* _Exercise_
Starting with the first line and ending with the line that holds "none | (a) |", repeat the material exactly.

* _Data for review_
:::::
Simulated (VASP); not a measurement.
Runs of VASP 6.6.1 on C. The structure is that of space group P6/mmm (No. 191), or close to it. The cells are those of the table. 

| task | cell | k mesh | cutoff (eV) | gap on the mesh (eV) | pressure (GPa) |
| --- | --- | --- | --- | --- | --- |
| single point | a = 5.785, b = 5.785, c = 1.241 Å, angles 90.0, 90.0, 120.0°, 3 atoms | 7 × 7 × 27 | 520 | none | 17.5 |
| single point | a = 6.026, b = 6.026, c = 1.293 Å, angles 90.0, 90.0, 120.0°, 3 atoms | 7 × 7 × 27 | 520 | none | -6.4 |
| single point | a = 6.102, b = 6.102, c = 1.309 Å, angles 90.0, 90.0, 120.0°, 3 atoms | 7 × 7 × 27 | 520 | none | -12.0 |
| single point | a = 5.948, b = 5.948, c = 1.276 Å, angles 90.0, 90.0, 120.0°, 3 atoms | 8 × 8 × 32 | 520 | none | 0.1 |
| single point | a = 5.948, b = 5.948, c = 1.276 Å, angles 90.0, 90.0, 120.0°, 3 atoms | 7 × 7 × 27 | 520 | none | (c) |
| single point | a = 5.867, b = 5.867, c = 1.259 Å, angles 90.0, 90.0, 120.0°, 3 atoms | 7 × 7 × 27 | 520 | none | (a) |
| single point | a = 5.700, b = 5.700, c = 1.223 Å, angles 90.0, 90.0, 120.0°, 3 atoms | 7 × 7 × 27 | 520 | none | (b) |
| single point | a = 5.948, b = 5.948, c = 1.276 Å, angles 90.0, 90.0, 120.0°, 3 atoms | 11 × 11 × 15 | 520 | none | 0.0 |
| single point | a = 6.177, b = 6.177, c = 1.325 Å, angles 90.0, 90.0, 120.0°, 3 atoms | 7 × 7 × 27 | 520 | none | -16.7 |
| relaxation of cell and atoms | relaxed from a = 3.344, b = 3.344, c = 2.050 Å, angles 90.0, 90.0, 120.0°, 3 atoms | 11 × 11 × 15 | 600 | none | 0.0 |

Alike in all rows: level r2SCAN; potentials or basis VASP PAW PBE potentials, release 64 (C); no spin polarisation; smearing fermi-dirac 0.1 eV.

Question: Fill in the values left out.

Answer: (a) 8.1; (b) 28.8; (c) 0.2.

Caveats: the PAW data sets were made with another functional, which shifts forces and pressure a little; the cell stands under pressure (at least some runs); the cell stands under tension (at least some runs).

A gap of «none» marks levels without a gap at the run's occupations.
:::::

* _Worked solution_
Simulated (VASP); not a measurement.
Runs of VASP 6.6.1 on C. The structure is that of space group P6/mmm (No. 191), or close to it. The cells are those of the table. 

| task | cell | k mesh | cutoff (eV) | gap on the mesh (eV) | pressure (GPa) |
| --- | --- | --- | --- | --- | --- |
| single point | a = 5.785, b = 5.785, c = 1.241 Å, angles 90.0, 90.0, 120.0°, 3 atoms | 7 × 7 × 27 | 520 | none | 17.5 |
| single point | a = 6.026, b = 6.026, c = 1.293 Å, angles 90.0, 90.0, 120.0°, 3 atoms | 7 × 7 × 27 | 520 | none | -6.4 |
| single point | a = 6.102, b = 6.102, c = 1.309 Å, angles 90.0, 90.0, 120.0°, 3 atoms | 7 × 7 × 27 | 520 | none | -12.0 |
| single point | a = 5.948, b = 5.948, c = 1.276 Å, angles 90.0, 90.0, 120.0°, 3 atoms | 8 × 8 × 32 | 520 | none | 0.1 |
| single point | a = 5.948, b = 5.948, c = 1.276 Å, angles 90.0, 90.0, 120.0°, 3 atoms | 7 × 7 × 27 | 520 | none | (c) |
| single point | a = 5.867, b = 5.867, c = 1.259 Å, angles 90.0, 90.0, 120.0°, 3 atoms | 7 × 7 × 27 | 520 | none | (a) |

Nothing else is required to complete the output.